*** Opening of Data extracts ***

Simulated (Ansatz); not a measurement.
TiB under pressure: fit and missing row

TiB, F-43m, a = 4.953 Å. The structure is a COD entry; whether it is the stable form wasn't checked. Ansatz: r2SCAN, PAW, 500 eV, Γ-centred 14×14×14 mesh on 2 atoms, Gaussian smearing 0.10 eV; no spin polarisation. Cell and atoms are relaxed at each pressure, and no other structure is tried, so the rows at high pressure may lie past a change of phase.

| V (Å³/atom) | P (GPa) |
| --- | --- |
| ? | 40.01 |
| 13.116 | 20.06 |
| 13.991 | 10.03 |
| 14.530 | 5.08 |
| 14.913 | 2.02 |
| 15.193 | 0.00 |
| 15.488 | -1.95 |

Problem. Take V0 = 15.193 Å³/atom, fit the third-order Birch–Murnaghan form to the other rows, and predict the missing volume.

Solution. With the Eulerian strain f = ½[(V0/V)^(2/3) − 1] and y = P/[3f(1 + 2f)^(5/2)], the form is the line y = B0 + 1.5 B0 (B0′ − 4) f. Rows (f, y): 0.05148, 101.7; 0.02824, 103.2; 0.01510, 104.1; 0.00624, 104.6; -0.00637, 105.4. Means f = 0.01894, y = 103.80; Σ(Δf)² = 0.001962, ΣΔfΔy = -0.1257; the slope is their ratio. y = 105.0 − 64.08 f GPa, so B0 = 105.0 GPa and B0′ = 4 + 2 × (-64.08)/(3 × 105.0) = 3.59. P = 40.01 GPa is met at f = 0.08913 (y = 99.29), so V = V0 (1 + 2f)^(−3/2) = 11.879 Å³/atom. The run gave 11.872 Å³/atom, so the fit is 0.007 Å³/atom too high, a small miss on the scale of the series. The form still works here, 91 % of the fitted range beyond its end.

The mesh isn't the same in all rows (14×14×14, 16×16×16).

*** Close of Data extracts ***

_Action item_.
Produce a word-for-word copy of everything above from the line holding "15.488 | -1.95 |" down to the line holding "Solution. With the", with both of those lines kept.

_Exercise result_.
| 15.488 | -1.95 |

Problem. Take V0 = 15.193 Å³/atom, fit the third-order Birch–Murnaghan form to the other rows, and predict the missing volume.

Solution. With the Eulerian strain f = ½[(V0/V)^(2/3) − 1] and y = P/[3f(1 + 2f)^(5/2)], the form is the line y = B0 + 1.5 B0 (B0′ − 4) f. Rows (f, y): 0.05148, 101.7; 0.02824, 103.2; 0.01510, 104.1; 0.00624, 104.6; -0.00637, 105.4. Means f = 0.01894, y = 103.80; Σ(Δf)² = 0.001962, ΣΔfΔy = -0.1257; the slope is their ratio. y = 105.0 − 64.08 f GPa, so B0 = 105.0 GPa and B0′ = 4 + 2 × (-64.08)/(3 × 105.0) = 3.59. P = 40.01 GPa is met at f = 0.08913 (y = 99.29), so V = V0 (1 + 2f)^(−3/2) = 11.879 Å³/atom. The run gave 11.872 Å³/atom, so the fit is 0.007 Å³/atom too high, a small miss on the scale of the series. The form still works here, 91 % of the fitted range beyond its end.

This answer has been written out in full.